## WORK INSTRUCTION
Output the entries verbatim, including every line.

(DATA EXCERPTS)
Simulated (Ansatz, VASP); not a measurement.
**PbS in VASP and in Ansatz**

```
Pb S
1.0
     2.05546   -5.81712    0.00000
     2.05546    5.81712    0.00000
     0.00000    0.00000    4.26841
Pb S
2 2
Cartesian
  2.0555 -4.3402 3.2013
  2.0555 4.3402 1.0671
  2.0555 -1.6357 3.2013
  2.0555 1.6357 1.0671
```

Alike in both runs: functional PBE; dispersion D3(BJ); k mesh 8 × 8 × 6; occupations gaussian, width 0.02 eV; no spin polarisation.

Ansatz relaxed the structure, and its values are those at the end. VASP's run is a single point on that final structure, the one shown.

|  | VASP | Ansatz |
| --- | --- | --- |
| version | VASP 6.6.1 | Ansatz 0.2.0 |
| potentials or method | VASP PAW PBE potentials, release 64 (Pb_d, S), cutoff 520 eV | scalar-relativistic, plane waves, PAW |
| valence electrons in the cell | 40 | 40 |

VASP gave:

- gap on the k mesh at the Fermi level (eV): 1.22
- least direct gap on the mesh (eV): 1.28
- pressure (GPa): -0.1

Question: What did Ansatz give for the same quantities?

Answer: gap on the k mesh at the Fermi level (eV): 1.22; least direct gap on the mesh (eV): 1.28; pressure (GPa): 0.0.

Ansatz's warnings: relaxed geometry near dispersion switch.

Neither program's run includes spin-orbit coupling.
(End DATA EXCERPTS)

## RESULT
Simulated (Ansatz, VASP); not a measurement.
**PbS in VASP and in Ansatz**

```
Pb S
1.0
     2.05546   -5.81712    0.00000
     2.05546    5.81712    0.00000
     0.00000    0.00000    4.26841
Pb S
2 2
Cartesian
  2.0555 -4.3402 3.2013
  2.0555 4.3402 1.0671
  2.0555 -1.6357 3.2013
  2.0555 1.6357 1.0671
```

Alike in both runs: functional PBE; dispersion D3(BJ); k mesh 8 × 8 × 6; occupations gaussian, width 0.02 eV; no spin polarisation.

Ansatz relaxed the structure, and its values are those at the end. VASP's run is a single point on that final structure, the one shown.

|  | VASP | Ansatz |
| --- | --- | --- |
| version | VASP 6.6.1 | Ansatz 0.2.0 |
| potentials or method | VASP PAW PBE potentials, release 64 (Pb_d, S), cutoff 520 eV | scalar-relativistic, plane waves, PAW |
| valence electrons in the cell | 40 | 40 |

VASP gave:

- gap on the k mesh at the Fermi level (eV): 1.22
- least direct gap on the mesh (eV): 1.28
- pressure (GPa): -0.1

Question: What did Ansatz give for the same quantities?

Answer: gap on the k mesh at the Fermi level (eV): 1.22; least direct gap on the mesh (eV): 1.28; pressure (GPa): 0.0.

Ansatz's warnings: relaxed geometry near dispersion switch.

Neither program's run includes spin-orbit coupling.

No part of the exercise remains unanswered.